--- --- ---
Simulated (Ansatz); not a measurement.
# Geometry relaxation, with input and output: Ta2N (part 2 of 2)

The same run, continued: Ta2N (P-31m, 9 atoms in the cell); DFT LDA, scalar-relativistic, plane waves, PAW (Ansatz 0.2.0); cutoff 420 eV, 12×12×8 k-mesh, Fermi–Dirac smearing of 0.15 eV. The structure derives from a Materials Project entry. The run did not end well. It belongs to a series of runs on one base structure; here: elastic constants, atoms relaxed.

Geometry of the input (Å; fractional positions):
--- --- ---

→ **Requirement**
The response has to match the records above word for word.

→ **Exercise output**
Simulated (Ansatz); not a measurement.
# Geometry relaxation, with input and output: Ta2N (part 2 of 2)

The same run, continued: Ta2N (P-31m, 9 atoms in the cell); DFT LDA, scalar-relativistic, plane waves, PAW (Ansatz 0.2.0); cutoff 420 eV, 12×12×8 k-mesh, Fermi–Dirac smearing of 0.15 eV. The structure derives from a Materials Project entry. The run did not end well. It belongs to a series of runs on one base structure; here: elastic constants, atoms relaxed.

Geometry of the input (Å; fractional positions):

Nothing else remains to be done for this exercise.